Action item:
Retype everything in the entries that follow, exactly as shown.

Data to examine:
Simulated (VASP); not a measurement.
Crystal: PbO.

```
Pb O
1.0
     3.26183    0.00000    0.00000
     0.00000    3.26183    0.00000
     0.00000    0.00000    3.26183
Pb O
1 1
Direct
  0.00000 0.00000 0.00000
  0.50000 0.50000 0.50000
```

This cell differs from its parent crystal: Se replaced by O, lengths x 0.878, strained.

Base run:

Task result:
Simulated (VASP); not a measurement.
Crystal: PbO.

```
Pb O
1.0
     3.26183    0.00000    0.00000
     0.00000    3.26183    0.00000
     0.00000    0.00000    3.26183
Pb O
1 1
Direct
  0.00000 0.00000 0.00000
  0.50000 0.50000 0.50000
```

This cell differs from its parent crystal: Se replaced by O, lengths x 0.878, strained.

Base run:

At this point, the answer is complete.